Your output should consist of every record, copied exactly.

----------------

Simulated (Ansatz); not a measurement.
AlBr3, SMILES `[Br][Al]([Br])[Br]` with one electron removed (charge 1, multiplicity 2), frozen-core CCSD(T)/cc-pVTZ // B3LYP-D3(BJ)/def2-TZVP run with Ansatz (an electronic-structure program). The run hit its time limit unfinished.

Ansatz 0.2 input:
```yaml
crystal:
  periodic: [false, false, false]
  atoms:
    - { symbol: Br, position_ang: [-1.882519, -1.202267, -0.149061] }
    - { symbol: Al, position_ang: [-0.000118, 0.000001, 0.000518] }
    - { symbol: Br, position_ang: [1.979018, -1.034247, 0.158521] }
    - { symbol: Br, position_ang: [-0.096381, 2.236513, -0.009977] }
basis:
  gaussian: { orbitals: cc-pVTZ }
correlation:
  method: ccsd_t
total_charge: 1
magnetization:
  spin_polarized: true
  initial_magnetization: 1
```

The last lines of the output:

----------------

▸ **RESPONSE AREA**
Simulated (Ansatz); not a measurement.
AlBr3, SMILES `[Br][Al]([Br])[Br]` with one electron removed (charge 1, multiplicity 2), frozen-core CCSD(T)/cc-pVTZ // B3LYP-D3(BJ)/def2-TZVP run with Ansatz (an electronic-structure program). The run hit its time limit unfinished.

Ansatz 0.2 input:
```yaml
crystal:
  periodic: [false, false, false]
  atoms:
    - { symbol: Br, position_ang: [-1.882519, -1.202267, -0.149061] }
    - { symbol: Al, position_ang: [-0.000118, 0.000001, 0.000518] }
    - { symbol: Br, position_ang: [1.979018, -1.034247, 0.158521] }
    - { symbol: Br, position_ang: [-0.096381, 2.236513, -0.009977] }
basis:
  gaussian: { orbitals: cc-pVTZ }
correlation:
  method: ccsd_t
total_charge: 1
magnetization:
  spin_polarized: true
  initial_magnetization: 1
```

The last lines of the output:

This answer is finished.